╭─ Recorded information

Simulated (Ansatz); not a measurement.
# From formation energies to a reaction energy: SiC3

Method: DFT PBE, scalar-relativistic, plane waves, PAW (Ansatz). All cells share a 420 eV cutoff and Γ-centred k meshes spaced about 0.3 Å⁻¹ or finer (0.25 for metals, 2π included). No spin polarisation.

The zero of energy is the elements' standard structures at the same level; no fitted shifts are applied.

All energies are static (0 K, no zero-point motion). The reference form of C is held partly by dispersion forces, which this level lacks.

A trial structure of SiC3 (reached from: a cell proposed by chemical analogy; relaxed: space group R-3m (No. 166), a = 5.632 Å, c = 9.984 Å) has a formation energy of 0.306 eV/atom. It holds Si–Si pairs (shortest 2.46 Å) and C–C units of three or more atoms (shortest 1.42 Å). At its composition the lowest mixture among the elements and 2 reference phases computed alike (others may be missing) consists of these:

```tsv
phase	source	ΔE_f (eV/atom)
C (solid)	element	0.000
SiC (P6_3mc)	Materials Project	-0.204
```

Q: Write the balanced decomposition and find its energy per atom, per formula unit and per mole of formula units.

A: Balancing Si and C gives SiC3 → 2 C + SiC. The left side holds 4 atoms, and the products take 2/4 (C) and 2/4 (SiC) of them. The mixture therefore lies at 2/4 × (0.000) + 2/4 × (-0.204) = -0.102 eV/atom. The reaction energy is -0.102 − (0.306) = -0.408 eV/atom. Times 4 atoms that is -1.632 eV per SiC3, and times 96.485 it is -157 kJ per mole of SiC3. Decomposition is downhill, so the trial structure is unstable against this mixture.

╰─

Starting at the top of the listing above, repeat every line exactly until the line that contains "Q: Write the" has been repeated too.

Simulated (Ansatz); not a measurement.
# From formation energies to a reaction energy: SiC3

Method: DFT PBE, scalar-relativistic, plane waves, PAW (Ansatz). All cells share a 420 eV cutoff and Γ-centred k meshes spaced about 0.3 Å⁻¹ or finer (0.25 for metals, 2π included). No spin polarisation.

The zero of energy is the elements' standard structures at the same level; no fitted shifts are applied.

All energies are static (0 K, no zero-point motion). The reference form of C is held partly by dispersion forces, which this level lacks.

A trial structure of SiC3 (reached from: a cell proposed by chemical analogy; relaxed: space group R-3m (No. 166), a = 5.632 Å, c = 9.984 Å) has a formation energy of 0.306 eV/atom. It holds Si–Si pairs (shortest 2.46 Å) and C–C units of three or more atoms (shortest 1.42 Å). At its composition the lowest mixture among the elements and 2 reference phases computed alike (others may be missing) consists of these:

```tsv
phase	source	ΔE_f (eV/atom)
C (solid)	element	0.000
SiC (P6_3mc)	Materials Project	-0.204
```

Q: Write the balanced decomposition and find its energy per atom, per formula unit and per mole of formula units.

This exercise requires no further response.